- _Exercise_
Copy every line of the material exactly as it stands.

>>>>
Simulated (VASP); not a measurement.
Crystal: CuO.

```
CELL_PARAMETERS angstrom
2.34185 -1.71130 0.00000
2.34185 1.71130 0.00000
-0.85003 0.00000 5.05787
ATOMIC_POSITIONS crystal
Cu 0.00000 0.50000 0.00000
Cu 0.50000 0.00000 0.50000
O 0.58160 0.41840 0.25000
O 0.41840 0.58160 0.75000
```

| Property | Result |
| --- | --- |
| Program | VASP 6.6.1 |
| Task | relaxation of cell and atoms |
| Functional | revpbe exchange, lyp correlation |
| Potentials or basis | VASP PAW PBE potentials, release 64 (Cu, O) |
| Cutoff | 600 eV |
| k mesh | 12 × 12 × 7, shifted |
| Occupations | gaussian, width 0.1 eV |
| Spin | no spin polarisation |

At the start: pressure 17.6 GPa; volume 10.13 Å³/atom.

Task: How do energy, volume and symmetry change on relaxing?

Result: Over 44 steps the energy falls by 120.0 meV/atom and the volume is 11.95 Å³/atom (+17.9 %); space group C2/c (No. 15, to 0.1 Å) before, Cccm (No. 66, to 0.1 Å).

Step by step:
<<<<

- _Exercise answer_
Simulated (VASP); not a measurement.
Crystal: CuO.

```
CELL_PARAMETERS angstrom
2.34185 -1.71130 0.00000
2.34185 1.71130 0.00000
-0.85003 0.00000 5.05787
ATOMIC_POSITIONS crystal
Cu 0.00000 0.50000 0.00000
Cu 0.50000 0.00000 0.50000
O 0.58160 0.41840 0.25000
O 0.41840 0.58160 0.75000
```

| Property | Result |
| --- | --- |
| Program | VASP 6.6.1 |
| Task | relaxation of cell and atoms |
| Functional | revpbe exchange, lyp correlation |
| Potentials or basis | VASP PAW PBE potentials, release 64 (Cu, O) |
| Cutoff | 600 eV |
| k mesh | 12 × 12 × 7, shifted |
| Occupations | gaussian, width 0.1 eV |
| Spin | no spin polarisation |

At the start: pressure 17.6 GPa; volume 10.13 Å³/atom.

Task: How do energy, volume and symmetry change on relaxing?

Result: Over 44 steps the energy falls by 120.0 meV/atom and the volume is 11.95 Å³/atom (+17.9 %); space group C2/c (No. 15, to 0.1 Å) before, Cccm (No. 66, to 0.1 Å).

Step by step:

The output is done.